• RECORD SET:
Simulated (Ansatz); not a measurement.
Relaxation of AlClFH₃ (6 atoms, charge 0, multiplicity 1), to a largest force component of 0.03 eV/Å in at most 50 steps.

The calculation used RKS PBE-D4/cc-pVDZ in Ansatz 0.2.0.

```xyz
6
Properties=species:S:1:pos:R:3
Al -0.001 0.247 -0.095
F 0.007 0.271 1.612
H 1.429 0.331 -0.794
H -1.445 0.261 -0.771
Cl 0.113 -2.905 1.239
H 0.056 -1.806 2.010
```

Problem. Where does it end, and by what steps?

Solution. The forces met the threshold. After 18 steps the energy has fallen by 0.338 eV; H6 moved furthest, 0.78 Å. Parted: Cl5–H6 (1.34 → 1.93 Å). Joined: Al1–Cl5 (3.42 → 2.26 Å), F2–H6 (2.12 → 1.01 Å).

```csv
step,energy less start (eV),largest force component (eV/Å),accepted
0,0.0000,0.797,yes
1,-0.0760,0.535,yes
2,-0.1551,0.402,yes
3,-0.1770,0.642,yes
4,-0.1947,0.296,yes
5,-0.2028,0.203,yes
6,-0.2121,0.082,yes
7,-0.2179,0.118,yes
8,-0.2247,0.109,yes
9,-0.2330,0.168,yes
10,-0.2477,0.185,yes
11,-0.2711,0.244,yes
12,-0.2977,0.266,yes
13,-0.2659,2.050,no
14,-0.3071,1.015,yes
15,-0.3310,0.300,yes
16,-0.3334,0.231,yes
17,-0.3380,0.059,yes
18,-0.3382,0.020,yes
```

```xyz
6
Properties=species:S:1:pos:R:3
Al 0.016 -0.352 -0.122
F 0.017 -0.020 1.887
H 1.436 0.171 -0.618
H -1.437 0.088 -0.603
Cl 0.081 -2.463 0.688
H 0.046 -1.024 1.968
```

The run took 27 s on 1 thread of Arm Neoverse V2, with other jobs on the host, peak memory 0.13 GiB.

• WORK REQUEST: Will you return exactly the lines above from the one with "The calculation used" down to the one with "Problem. Where does", counting both as part of the range?

• WRITTEN REPLY:
The calculation used RKS PBE-D4/cc-pVDZ in Ansatz 0.2.0.

```xyz
6
Properties=species:S:1:pos:R:3
Al -0.001 0.247 -0.095
F 0.007 0.271 1.612
H 1.429 0.331 -0.794
H -1.445 0.261 -0.771
Cl 0.113 -2.905 1.239
H 0.056 -1.806 2.010
```

Problem. Where does it end, and by what steps?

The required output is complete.